Task item
Restate the following entries exactly, including every line.

Exercise data
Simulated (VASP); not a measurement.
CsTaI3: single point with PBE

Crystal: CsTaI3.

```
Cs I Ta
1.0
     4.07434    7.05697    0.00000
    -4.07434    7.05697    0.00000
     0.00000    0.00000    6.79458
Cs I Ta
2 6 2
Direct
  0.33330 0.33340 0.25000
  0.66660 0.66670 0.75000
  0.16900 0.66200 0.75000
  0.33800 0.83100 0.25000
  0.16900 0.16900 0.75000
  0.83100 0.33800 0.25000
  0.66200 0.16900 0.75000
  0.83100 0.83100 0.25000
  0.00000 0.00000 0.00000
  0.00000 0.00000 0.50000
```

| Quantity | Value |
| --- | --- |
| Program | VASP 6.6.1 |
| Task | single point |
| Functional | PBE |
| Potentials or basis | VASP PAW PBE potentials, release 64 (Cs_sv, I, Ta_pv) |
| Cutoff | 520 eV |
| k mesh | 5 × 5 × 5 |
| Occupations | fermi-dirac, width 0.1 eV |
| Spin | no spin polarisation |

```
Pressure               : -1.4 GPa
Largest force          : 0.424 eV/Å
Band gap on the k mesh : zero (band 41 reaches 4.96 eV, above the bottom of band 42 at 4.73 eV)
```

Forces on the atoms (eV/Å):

Task result
Simulated (VASP); not a measurement.
CsTaI3: single point with PBE

Crystal: CsTaI3.

```
Cs I Ta
1.0
     4.07434    7.05697    0.00000
    -4.07434    7.05697    0.00000
     0.00000    0.00000    6.79458
Cs I Ta
2 6 2
Direct
  0.33330 0.33340 0.25000
  0.66660 0.66670 0.75000
  0.16900 0.66200 0.75000
  0.33800 0.83100 0.25000
  0.16900 0.16900 0.75000
  0.83100 0.33800 0.25000
  0.66200 0.16900 0.75000
  0.83100 0.83100 0.25000
  0.00000 0.00000 0.00000
  0.00000 0.00000 0.50000
```

| Quantity | Value |
| --- | --- |
| Program | VASP 6.6.1 |
| Task | single point |
| Functional | PBE |
| Potentials or basis | VASP PAW PBE potentials, release 64 (Cs_sv, I, Ta_pv) |
| Cutoff | 520 eV |
| k mesh | 5 × 5 × 5 |
| Occupations | fermi-dirac, width 0.1 eV |
| Spin | no spin polarisation |

```
Pressure               : -1.4 GPa
Largest force          : 0.424 eV/Å
Band gap on the k mesh : zero (band 41 reaches 4.96 eV, above the bottom of band 42 at 4.73 eV)
```

Forces on the atoms (eV/Å):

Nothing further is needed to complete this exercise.